********

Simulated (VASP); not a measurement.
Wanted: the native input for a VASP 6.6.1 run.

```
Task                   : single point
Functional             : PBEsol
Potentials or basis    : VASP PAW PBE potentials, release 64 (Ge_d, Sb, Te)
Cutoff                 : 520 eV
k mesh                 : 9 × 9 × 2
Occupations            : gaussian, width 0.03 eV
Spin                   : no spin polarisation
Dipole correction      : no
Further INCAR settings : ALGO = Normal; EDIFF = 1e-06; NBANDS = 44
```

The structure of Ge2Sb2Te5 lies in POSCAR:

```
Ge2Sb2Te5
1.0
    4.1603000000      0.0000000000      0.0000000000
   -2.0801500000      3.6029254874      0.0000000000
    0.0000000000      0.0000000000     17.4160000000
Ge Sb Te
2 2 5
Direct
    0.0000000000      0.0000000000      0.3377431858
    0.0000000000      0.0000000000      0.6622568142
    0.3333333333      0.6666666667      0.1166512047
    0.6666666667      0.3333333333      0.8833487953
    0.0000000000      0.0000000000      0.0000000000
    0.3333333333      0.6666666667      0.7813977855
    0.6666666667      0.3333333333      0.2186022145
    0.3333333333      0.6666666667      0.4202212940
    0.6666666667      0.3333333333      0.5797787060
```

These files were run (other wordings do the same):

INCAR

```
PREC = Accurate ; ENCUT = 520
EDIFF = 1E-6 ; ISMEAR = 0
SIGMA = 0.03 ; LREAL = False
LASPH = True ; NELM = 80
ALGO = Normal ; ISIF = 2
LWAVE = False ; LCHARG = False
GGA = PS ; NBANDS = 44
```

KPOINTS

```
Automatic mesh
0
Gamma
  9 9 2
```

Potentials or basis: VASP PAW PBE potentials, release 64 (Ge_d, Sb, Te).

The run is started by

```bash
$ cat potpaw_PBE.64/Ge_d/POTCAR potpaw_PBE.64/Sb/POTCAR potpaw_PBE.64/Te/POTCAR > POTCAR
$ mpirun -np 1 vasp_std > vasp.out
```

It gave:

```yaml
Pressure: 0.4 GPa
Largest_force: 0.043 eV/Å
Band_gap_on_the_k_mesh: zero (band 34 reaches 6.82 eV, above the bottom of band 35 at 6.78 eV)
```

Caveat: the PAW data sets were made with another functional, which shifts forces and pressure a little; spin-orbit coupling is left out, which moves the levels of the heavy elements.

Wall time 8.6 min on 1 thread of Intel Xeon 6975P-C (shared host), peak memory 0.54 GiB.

********

Assigned task: Only certain lines are wanted. Please return exactly those from the top of the data through the line with "Potentials or basis: VASP".

Answer box:
Simulated (VASP); not a measurement.
Wanted: the native input for a VASP 6.6.1 run.

```
Task                   : single point
Functional             : PBEsol
Potentials or basis    : VASP PAW PBE potentials, release 64 (Ge_d, Sb, Te)
Cutoff                 : 520 eV
k mesh                 : 9 × 9 × 2
Occupations            : gaussian, width 0.03 eV
Spin                   : no spin polarisation
Dipole correction      : no
Further INCAR settings : ALGO = Normal; EDIFF = 1e-06; NBANDS = 44
```

The structure of Ge2Sb2Te5 lies in POSCAR:

```
Ge2Sb2Te5
1.0
    4.1603000000      0.0000000000      0.0000000000
   -2.0801500000      3.6029254874      0.0000000000
    0.0000000000      0.0000000000     17.4160000000
Ge Sb Te
2 2 5
Direct
    0.0000000000      0.0000000000      0.3377431858
    0.0000000000      0.0000000000      0.6622568142
    0.3333333333      0.6666666667      0.1166512047
    0.6666666667      0.3333333333      0.8833487953
    0.0000000000      0.0000000000      0.0000000000
    0.3333333333      0.6666666667      0.7813977855
    0.6666666667      0.3333333333      0.2186022145
    0.3333333333      0.6666666667      0.4202212940
    0.6666666667      0.3333333333      0.5797787060
```

These files were run (other wordings do the same):

INCAR

```
PREC = Accurate ; ENCUT = 520
EDIFF = 1E-6 ; ISMEAR = 0
SIGMA = 0.03 ; LREAL = False
LASPH = True ; NELM = 80
ALGO = Normal ; ISIF = 2
LWAVE = False ; LCHARG = False
GGA = PS ; NBANDS = 44
```

KPOINTS

```
Automatic mesh
0
Gamma
  9 9 2
```

Potentials or basis: VASP PAW PBE potentials, release 64 (Ge_d, Sb, Te).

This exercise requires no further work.